Exact copies of all the entries are needed.

******************************
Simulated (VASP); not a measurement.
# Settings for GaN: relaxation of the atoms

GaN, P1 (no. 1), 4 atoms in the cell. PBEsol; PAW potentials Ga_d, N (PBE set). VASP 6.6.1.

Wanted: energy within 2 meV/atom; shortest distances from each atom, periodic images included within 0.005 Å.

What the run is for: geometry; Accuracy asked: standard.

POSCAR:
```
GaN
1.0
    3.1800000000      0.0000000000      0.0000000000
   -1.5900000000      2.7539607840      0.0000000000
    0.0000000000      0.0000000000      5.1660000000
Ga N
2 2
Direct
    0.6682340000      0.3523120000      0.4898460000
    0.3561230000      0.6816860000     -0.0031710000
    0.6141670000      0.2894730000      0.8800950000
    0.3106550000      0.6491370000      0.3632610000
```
******************************

EXERCISE RESULT
Simulated (VASP); not a measurement.
# Settings for GaN: relaxation of the atoms

GaN, P1 (no. 1), 4 atoms in the cell. PBEsol; PAW potentials Ga_d, N (PBE set). VASP 6.6.1.

Wanted: energy within 2 meV/atom; shortest distances from each atom, periodic images included within 0.005 Å.

What the run is for: geometry; Accuracy asked: standard.

POSCAR:
```
GaN
1.0
    3.1800000000      0.0000000000      0.0000000000
   -1.5900000000      2.7539607840      0.0000000000
    0.0000000000      0.0000000000      5.1660000000
Ga N
2 2
Direct
    0.6682340000      0.3523120000      0.4898460000
    0.3561230000      0.6816860000     -0.0031710000
    0.6141670000      0.2894730000      0.8800950000
    0.3106550000      0.6491370000      0.3632610000
```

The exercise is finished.